------ RECORDS SUPPLIED ------

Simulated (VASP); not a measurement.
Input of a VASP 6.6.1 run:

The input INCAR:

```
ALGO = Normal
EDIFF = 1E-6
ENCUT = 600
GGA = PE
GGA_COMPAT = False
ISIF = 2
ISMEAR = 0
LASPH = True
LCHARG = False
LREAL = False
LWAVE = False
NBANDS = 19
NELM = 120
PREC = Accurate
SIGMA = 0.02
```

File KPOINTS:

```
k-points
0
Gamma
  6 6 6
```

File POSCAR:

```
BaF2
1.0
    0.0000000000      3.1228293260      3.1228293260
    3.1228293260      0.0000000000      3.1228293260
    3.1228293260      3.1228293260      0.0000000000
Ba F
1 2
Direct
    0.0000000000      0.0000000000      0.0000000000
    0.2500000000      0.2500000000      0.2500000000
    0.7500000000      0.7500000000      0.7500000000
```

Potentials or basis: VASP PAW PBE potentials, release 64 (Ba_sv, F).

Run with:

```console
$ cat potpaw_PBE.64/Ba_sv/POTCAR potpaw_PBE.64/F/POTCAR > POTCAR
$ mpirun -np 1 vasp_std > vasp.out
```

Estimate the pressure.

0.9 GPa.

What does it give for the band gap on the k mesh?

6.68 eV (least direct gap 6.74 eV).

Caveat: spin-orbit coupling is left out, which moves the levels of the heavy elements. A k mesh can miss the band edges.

------

**WORK REQUEST**
Restate word for word the entries above, starting at the line with "Potentials or basis: VASP" and ending at the line with "6.68 eV (least direct gap 6.74 eV).", inclusive, and no others.

**YOUR SOLUTION**
Potentials or basis: VASP PAW PBE potentials, release 64 (Ba_sv, F).

Run with:

```console
$ cat potpaw_PBE.64/Ba_sv/POTCAR potpaw_PBE.64/F/POTCAR > POTCAR
$ mpirun -np 1 vasp_std > vasp.out
```

Estimate the pressure.

0.9 GPa.

What does it give for the band gap on the k mesh?

6.68 eV (least direct gap 6.74 eV).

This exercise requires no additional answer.